- [Work request]: The records are to be copied in their entirety, exactly as given.

- [Given data]:
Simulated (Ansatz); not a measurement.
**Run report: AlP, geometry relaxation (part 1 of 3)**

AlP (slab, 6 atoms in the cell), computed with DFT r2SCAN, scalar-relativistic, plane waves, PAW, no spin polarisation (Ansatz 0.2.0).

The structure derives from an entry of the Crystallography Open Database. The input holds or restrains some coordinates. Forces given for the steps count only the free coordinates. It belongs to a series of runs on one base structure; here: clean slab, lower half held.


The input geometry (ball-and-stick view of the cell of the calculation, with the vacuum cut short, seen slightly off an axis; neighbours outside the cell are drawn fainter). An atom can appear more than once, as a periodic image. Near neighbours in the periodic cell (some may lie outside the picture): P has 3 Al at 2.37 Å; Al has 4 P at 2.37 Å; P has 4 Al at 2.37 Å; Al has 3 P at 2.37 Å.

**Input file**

- [Written response]:
Simulated (Ansatz); not a measurement.
**Run report: AlP, geometry relaxation (part 1 of 3)**

AlP (slab, 6 atoms in the cell), computed with DFT r2SCAN, scalar-relativistic, plane waves, PAW, no spin polarisation (Ansatz 0.2.0).

The structure derives from an entry of the Crystallography Open Database. The input holds or restrains some coordinates. Forces given for the steps count only the free coordinates. It belongs to a series of runs on one base structure; here: clean slab, lower half held.


The input geometry (ball-and-stick view of the cell of the calculation, with the vacuum cut short, seen slightly off an axis; neighbours outside the cell are drawn fainter). An atom can appear more than once, as a periodic image. Near neighbours in the periodic cell (some may lie outside the picture): P has 3 Al at 2.37 Å; Al has 4 P at 2.37 Å; P has 4 Al at 2.37 Å; Al has 3 P at 2.37 Å.

**Input file**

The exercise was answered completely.